Exercise: Beginning with the first line of the data below, extract each line up to and including the one containing "(1) 2.53 eV, direct.". Copy them exactly and add nothing.

Data extract:
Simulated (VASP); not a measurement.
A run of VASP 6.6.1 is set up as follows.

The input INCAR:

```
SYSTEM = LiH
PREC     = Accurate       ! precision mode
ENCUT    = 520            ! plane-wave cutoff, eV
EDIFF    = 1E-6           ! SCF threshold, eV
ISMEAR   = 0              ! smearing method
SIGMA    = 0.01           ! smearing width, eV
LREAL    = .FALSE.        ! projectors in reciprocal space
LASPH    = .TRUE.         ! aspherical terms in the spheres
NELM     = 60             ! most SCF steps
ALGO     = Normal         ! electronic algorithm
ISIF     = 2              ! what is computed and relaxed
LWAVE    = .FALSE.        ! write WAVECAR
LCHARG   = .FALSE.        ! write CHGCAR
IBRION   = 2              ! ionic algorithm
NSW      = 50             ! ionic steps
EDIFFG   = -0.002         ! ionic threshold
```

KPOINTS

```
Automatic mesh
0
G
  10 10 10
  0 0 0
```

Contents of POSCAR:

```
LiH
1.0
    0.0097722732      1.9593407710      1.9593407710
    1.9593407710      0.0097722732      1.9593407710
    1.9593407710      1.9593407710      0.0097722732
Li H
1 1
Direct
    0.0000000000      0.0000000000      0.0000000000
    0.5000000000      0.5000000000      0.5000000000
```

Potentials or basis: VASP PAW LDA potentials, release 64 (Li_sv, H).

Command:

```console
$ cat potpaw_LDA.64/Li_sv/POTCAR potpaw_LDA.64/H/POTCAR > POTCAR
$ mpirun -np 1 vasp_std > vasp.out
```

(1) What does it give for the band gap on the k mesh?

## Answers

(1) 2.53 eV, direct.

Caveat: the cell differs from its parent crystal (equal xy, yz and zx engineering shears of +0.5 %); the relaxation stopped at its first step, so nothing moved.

Exercise solution:
Simulated (VASP); not a measurement.
A run of VASP 6.6.1 is set up as follows.

The input INCAR:

```
SYSTEM = LiH
PREC     = Accurate       ! precision mode
ENCUT    = 520            ! plane-wave cutoff, eV
EDIFF    = 1E-6           ! SCF threshold, eV
ISMEAR   = 0              ! smearing method
SIGMA    = 0.01           ! smearing width, eV
LREAL    = .FALSE.        ! projectors in reciprocal space
LASPH    = .TRUE.         ! aspherical terms in the spheres
NELM     = 60             ! most SCF steps
ALGO     = Normal         ! electronic algorithm
ISIF     = 2              ! what is computed and relaxed
LWAVE    = .FALSE.        ! write WAVECAR
LCHARG   = .FALSE.        ! write CHGCAR
IBRION   = 2              ! ionic algorithm
NSW      = 50             ! ionic steps
EDIFFG   = -0.002         ! ionic threshold
```

KPOINTS

```
Automatic mesh
0
G
  10 10 10
  0 0 0
```

Contents of POSCAR:

```
LiH
1.0
    0.0097722732      1.9593407710      1.9593407710
    1.9593407710      0.0097722732      1.9593407710
    1.9593407710      1.9593407710      0.0097722732
Li H
1 1
Direct
    0.0000000000      0.0000000000      0.0000000000
    0.5000000000      0.5000000000      0.5000000000
```

Potentials or basis: VASP PAW LDA potentials, release 64 (Li_sv, H).

Command:

```console
$ cat potpaw_LDA.64/Li_sv/POTCAR potpaw_LDA.64/H/POTCAR > POTCAR
$ mpirun -np 1 vasp_std > vasp.out
```

(1) What does it give for the band gap on the k mesh?

## Answers

(1) 2.53 eV, direct.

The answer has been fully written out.